*** Begin section ***
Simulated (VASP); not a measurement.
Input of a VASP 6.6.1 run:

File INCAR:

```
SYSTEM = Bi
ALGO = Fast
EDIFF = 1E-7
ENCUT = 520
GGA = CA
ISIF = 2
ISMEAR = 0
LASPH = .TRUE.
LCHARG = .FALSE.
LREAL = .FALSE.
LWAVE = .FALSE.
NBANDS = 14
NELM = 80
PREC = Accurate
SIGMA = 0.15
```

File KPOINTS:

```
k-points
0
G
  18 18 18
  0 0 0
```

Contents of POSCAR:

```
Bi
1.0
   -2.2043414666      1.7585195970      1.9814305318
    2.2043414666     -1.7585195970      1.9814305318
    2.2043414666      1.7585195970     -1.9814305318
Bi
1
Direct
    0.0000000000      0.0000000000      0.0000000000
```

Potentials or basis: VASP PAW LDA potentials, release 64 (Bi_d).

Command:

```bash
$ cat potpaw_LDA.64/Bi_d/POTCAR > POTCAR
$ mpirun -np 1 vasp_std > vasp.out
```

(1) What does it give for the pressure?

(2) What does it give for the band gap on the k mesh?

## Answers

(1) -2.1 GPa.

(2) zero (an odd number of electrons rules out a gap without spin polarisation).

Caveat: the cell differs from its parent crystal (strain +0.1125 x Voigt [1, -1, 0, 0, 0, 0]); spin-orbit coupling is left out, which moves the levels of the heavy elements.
*** End section ***

* [ASSIGNED TASK]: Set down verbatim only the lines between the start of the data above and the line with "(2) zero (an", both boundaries included.

* [TASK SOLUTION]:
Simulated (VASP); not a measurement.
Input of a VASP 6.6.1 run:

File INCAR:

```
SYSTEM = Bi
ALGO = Fast
EDIFF = 1E-7
ENCUT = 520
GGA = CA
ISIF = 2
ISMEAR = 0
LASPH = .TRUE.
LCHARG = .FALSE.
LREAL = .FALSE.
LWAVE = .FALSE.
NBANDS = 14
NELM = 80
PREC = Accurate
SIGMA = 0.15
```

File KPOINTS:

```
k-points
0
G
  18 18 18
  0 0 0
```

Contents of POSCAR:

```
Bi
1.0
   -2.2043414666      1.7585195970      1.9814305318
    2.2043414666     -1.7585195970      1.9814305318
    2.2043414666      1.7585195970     -1.9814305318
Bi
1
Direct
    0.0000000000      0.0000000000      0.0000000000
```

Potentials or basis: VASP PAW LDA potentials, release 64 (Bi_d).

Command:

```bash
$ cat potpaw_LDA.64/Bi_d/POTCAR > POTCAR
$ mpirun -np 1 vasp_std > vasp.out
```

(1) What does it give for the pressure?

(2) What does it give for the band gap on the k mesh?

## Answers

(1) -2.1 GPa.

(2) zero (an odd number of electrons rules out a gap without spin polarisation).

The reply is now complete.